• **Record extracts**:
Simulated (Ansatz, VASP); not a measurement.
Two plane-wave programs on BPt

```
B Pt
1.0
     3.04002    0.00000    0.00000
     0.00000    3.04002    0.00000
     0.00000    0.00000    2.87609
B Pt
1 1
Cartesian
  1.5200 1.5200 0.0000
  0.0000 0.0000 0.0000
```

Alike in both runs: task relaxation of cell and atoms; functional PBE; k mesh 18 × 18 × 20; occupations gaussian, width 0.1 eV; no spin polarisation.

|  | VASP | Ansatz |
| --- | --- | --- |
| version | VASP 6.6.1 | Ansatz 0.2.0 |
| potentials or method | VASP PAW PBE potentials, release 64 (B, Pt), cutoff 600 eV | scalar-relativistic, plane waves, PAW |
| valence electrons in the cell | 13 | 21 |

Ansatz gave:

• **Work task**: Your answer should be the whole listing above, repeated exactly as it appears.

• **Task answer**:
Simulated (Ansatz, VASP); not a measurement.
Two plane-wave programs on BPt

```
B Pt
1.0
     3.04002    0.00000    0.00000
     0.00000    3.04002    0.00000
     0.00000    0.00000    2.87609
B Pt
1 1
Cartesian
  1.5200 1.5200 0.0000
  0.0000 0.0000 0.0000
```

Alike in both runs: task relaxation of cell and atoms; functional PBE; k mesh 18 × 18 × 20; occupations gaussian, width 0.1 eV; no spin polarisation.

|  | VASP | Ansatz |
| --- | --- | --- |
| version | VASP 6.6.1 | Ansatz 0.2.0 |
| potentials or method | VASP PAW PBE potentials, release 64 (B, Pt), cutoff 600 eV | scalar-relativistic, plane waves, PAW |
| valence electrons in the cell | 13 | 21 |

Ansatz gave:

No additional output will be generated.